# Required action
Copy exactly, please, each line of the data below until the line that contains "A metal: 3 bands" has been copied, beginning at the top.

─── Data provided

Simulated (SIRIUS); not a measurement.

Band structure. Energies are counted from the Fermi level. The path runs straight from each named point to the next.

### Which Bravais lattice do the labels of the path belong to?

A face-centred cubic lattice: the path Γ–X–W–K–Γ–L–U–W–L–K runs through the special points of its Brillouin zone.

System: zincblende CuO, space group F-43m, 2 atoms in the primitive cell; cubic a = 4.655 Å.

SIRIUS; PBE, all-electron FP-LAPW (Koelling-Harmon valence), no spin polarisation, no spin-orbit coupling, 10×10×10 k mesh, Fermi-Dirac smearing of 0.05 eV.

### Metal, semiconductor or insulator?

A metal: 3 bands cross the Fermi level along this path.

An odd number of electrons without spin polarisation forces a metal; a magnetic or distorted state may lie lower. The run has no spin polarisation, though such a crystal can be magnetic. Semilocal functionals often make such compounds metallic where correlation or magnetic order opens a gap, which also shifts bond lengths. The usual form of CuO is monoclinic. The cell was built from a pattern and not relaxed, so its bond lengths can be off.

──────

# Exercise result
Simulated (SIRIUS); not a measurement.

Band structure. Energies are counted from the Fermi level. The path runs straight from each named point to the next.

### Which Bravais lattice do the labels of the path belong to?

A face-centred cubic lattice: the path Γ–X–W–K–Γ–L–U–W–L–K runs through the special points of its Brillouin zone.

System: zincblende CuO, space group F-43m, 2 atoms in the primitive cell; cubic a = 4.655 Å.

SIRIUS; PBE, all-electron FP-LAPW (Koelling-Harmon valence), no spin polarisation, no spin-orbit coupling, 10×10×10 k mesh, Fermi-Dirac smearing of 0.05 eV.

### Metal, semiconductor or insulator?

A metal: 3 bands cross the Fermi level along this path.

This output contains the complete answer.